- Requirement: Below is a listing from which only part is wanted; return exactly the lines from the one with "[Banner, clock and" up to and including the one with "[Logs are printed".

- Dataset content:
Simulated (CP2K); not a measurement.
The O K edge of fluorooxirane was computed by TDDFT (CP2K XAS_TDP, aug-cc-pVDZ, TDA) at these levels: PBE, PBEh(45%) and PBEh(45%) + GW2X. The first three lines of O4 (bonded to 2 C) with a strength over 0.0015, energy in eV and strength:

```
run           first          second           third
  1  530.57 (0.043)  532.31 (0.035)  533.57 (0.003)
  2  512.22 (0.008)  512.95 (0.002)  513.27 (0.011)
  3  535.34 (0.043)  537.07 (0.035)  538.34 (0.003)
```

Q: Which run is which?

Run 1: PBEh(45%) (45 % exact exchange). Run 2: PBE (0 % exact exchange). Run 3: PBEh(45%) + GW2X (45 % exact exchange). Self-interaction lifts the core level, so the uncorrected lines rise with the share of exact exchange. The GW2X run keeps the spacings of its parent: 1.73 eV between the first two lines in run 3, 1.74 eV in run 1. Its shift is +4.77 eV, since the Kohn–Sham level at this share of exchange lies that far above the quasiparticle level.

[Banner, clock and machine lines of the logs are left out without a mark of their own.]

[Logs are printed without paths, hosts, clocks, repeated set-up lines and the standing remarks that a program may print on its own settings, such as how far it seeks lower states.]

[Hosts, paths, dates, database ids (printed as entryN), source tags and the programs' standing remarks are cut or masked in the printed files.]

- Response box:
[Banner, clock and machine lines of the logs are left out without a mark of their own.]

[Logs are printed without paths, hosts, clocks, repeated set-up lines and the standing remarks that a program may print on its own settings, such as how far it seeks lower states.]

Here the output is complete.